- **Task item**
Exactly as written, copy the lines that run from the start of the data below to the line containing "Caveat: the cell", both ends included.

- **Exercise data**
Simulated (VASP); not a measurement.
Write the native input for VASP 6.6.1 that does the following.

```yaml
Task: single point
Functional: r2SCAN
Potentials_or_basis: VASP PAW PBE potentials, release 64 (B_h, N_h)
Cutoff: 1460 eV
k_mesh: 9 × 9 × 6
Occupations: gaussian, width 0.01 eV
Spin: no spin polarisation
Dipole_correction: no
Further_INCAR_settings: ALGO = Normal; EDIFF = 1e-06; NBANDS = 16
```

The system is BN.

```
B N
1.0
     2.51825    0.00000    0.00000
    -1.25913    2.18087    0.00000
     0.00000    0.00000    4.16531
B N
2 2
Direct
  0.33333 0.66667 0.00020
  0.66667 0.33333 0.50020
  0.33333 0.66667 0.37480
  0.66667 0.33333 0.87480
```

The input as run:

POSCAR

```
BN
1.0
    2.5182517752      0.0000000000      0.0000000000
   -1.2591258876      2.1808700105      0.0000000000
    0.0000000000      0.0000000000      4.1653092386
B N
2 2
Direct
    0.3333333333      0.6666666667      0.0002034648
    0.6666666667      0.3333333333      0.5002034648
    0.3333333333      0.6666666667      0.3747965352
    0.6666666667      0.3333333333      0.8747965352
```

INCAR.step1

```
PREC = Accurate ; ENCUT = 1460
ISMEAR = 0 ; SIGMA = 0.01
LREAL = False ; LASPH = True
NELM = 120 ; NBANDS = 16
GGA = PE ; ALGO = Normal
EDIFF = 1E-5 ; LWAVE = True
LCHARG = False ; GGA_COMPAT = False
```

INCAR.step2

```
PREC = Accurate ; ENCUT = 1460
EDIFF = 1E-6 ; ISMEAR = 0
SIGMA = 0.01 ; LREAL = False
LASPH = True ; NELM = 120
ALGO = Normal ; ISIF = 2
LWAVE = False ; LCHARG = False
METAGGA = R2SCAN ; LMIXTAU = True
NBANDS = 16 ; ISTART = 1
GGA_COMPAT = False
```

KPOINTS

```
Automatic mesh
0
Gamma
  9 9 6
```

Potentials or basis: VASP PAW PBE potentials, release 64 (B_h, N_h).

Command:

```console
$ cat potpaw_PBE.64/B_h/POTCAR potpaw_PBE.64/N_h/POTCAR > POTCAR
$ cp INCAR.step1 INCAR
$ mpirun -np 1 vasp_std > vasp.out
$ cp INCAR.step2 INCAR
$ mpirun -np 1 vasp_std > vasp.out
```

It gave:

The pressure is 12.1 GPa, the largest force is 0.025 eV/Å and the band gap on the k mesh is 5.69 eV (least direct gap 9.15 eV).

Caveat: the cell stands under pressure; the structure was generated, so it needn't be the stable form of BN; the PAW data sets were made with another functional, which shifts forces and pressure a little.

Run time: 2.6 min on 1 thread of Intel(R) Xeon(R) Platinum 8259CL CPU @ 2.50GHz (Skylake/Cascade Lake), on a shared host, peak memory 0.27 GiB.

- **Solution**
Simulated (VASP); not a measurement.
Write the native input for VASP 6.6.1 that does the following.

```yaml
Task: single point
Functional: r2SCAN
Potentials_or_basis: VASP PAW PBE potentials, release 64 (B_h, N_h)
Cutoff: 1460 eV
k_mesh: 9 × 9 × 6
Occupations: gaussian, width 0.01 eV
Spin: no spin polarisation
Dipole_correction: no
Further_INCAR_settings: ALGO = Normal; EDIFF = 1e-06; NBANDS = 16
```

The system is BN.

```
B N
1.0
     2.51825    0.00000    0.00000
    -1.25913    2.18087    0.00000
     0.00000    0.00000    4.16531
B N
2 2
Direct
  0.33333 0.66667 0.00020
  0.66667 0.33333 0.50020
  0.33333 0.66667 0.37480
  0.66667 0.33333 0.87480
```

The input as run:

POSCAR

```
BN
1.0
    2.5182517752      0.0000000000      0.0000000000
   -1.2591258876      2.1808700105      0.0000000000
    0.0000000000      0.0000000000      4.1653092386
B N
2 2
Direct
    0.3333333333      0.6666666667      0.0002034648
    0.6666666667      0.3333333333      0.5002034648
    0.3333333333      0.6666666667      0.3747965352
    0.6666666667      0.3333333333      0.8747965352
```

INCAR.step1

```
PREC = Accurate ; ENCUT = 1460
ISMEAR = 0 ; SIGMA = 0.01
LREAL = False ; LASPH = True
NELM = 120 ; NBANDS = 16
GGA = PE ; ALGO = Normal
EDIFF = 1E-5 ; LWAVE = True
LCHARG = False ; GGA_COMPAT = False
```

INCAR.step2

```
PREC = Accurate ; ENCUT = 1460
EDIFF = 1E-6 ; ISMEAR = 0
SIGMA = 0.01 ; LREAL = False
LASPH = True ; NELM = 120
ALGO = Normal ; ISIF = 2
LWAVE = False ; LCHARG = False
METAGGA = R2SCAN ; LMIXTAU = True
NBANDS = 16 ; ISTART = 1
GGA_COMPAT = False
```

KPOINTS

```
Automatic mesh
0
Gamma
  9 9 6
```

Potentials or basis: VASP PAW PBE potentials, release 64 (B_h, N_h).

Command:

```console
$ cat potpaw_PBE.64/B_h/POTCAR potpaw_PBE.64/N_h/POTCAR > POTCAR
$ cp INCAR.step1 INCAR
$ mpirun -np 1 vasp_std > vasp.out
$ cp INCAR.step2 INCAR
$ mpirun -np 1 vasp_std > vasp.out
```

It gave:

The pressure is 12.1 GPa, the largest force is 0.025 eV/Å and the band gap on the k mesh is 5.69 eV (least direct gap 9.15 eV).

Caveat: the cell stands under pressure; the structure was generated, so it needn't be the stable form of BN; the PAW data sets were made with another functional, which shifts forces and pressure a little.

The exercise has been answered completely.